• [Excerpted data]
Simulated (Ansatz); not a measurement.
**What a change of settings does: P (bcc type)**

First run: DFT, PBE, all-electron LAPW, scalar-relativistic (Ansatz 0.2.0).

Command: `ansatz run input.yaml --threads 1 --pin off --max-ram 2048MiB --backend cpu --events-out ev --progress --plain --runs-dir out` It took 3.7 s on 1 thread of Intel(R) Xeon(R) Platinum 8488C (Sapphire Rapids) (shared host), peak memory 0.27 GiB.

• [Work item] A verbatim output of all the data above is needed.

• [Task output]
Simulated (Ansatz); not a measurement.
**What a change of settings does: P (bcc type)**

First run: DFT, PBE, all-electron LAPW, scalar-relativistic (Ansatz 0.2.0).

Command: `ansatz run input.yaml --threads 1 --pin off --max-ram 2048MiB --backend cpu --events-out ev --progress --plain --runs-dir out` It took 3.7 s on 1 thread of Intel(R) Xeon(R) Platinum 8488C (Sapphire Rapids) (shared host), peak memory 0.27 GiB.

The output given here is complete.